[Source material — start]
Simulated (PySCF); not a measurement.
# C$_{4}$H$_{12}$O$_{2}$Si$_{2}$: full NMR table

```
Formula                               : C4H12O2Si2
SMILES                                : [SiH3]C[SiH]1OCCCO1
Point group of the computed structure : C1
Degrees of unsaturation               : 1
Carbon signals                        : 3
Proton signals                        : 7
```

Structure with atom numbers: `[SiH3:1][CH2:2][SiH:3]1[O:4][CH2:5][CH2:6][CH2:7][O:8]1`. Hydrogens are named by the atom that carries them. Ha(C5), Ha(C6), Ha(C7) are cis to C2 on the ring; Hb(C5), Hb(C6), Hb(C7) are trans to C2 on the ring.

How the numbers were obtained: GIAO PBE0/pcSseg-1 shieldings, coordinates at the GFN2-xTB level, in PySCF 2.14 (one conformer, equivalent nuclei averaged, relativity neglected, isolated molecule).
[Source material — finish]

# Assignment:
Nothing outside this range should appear: the lines from the start of the listing through the line with "Structure with atom", each reproduced exactly, both ends included.

# Solution:
Simulated (PySCF); not a measurement.
# C$_{4}$H$_{12}$O$_{2}$Si$_{2}$: full NMR table

```
Formula                               : C4H12O2Si2
SMILES                                : [SiH3]C[SiH]1OCCCO1
Point group of the computed structure : C1
Degrees of unsaturation               : 1
Carbon signals                        : 3
Proton signals                        : 7
```

Structure with atom numbers: `[SiH3:1][CH2:2][SiH:3]1[O:4][CH2:5][CH2:6][CH2:7][O:8]1`. Hydrogens are named by the atom that carries them. Ha(C5), Ha(C6), Ha(C7) are cis to C2 on the ring; Hb(C5), Hb(C6), Hb(C7) are trans to C2 on the ring.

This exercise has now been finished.